> [Information shown]:
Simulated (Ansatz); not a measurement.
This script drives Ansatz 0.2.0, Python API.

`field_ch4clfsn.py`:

> [Required action]: All lines in the material are to be returned exactly.

> [Solution]:
Simulated (Ansatz); not a measurement.
This script drives Ansatz 0.2.0, Python API.

`field_ch4clfsn.py`:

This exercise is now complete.